● **EXERCISE DATA**:
──────────
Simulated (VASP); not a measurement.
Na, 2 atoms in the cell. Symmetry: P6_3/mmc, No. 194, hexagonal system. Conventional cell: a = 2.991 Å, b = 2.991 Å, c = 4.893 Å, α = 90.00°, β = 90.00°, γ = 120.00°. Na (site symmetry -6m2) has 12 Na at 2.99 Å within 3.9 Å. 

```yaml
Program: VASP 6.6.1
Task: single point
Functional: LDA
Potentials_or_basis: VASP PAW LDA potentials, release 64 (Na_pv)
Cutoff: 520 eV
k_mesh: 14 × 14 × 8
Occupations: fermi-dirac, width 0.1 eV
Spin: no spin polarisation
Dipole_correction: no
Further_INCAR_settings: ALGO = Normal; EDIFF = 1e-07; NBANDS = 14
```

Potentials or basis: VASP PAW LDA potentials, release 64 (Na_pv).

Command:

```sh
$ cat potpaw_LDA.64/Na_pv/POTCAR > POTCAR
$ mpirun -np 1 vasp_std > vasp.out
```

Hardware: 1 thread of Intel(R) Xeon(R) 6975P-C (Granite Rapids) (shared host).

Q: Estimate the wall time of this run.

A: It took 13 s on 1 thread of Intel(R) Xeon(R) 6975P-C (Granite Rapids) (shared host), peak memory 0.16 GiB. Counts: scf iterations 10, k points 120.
──────────

● **REQUIRED ACTION**: Reproduce verbatim only the segment of the listing bounded by the line containing "Na, 2 atoms" and the line containing "Q: Estimate the wall time of this run.", with both boundary lines included.

● **WRITTEN REPLY**:
Na, 2 atoms in the cell. Symmetry: P6_3/mmc, No. 194, hexagonal system. Conventional cell: a = 2.991 Å, b = 2.991 Å, c = 4.893 Å, α = 90.00°, β = 90.00°, γ = 120.00°. Na (site symmetry -6m2) has 12 Na at 2.99 Å within 3.9 Å. 

```yaml
Program: VASP 6.6.1
Task: single point
Functional: LDA
Potentials_or_basis: VASP PAW LDA potentials, release 64 (Na_pv)
Cutoff: 520 eV
k_mesh: 14 × 14 × 8
Occupations: fermi-dirac, width 0.1 eV
Spin: no spin polarisation
Dipole_correction: no
Further_INCAR_settings: ALGO = Normal; EDIFF = 1e-07; NBANDS = 14
```

Potentials or basis: VASP PAW LDA potentials, release 64 (Na_pv).

Command:

```sh
$ cat potpaw_LDA.64/Na_pv/POTCAR > POTCAR
$ mpirun -np 1 vasp_std > vasp.out
```

Hardware: 1 thread of Intel(R) Xeon(R) 6975P-C (Granite Rapids) (shared host).

Q: Estimate the wall time of this run.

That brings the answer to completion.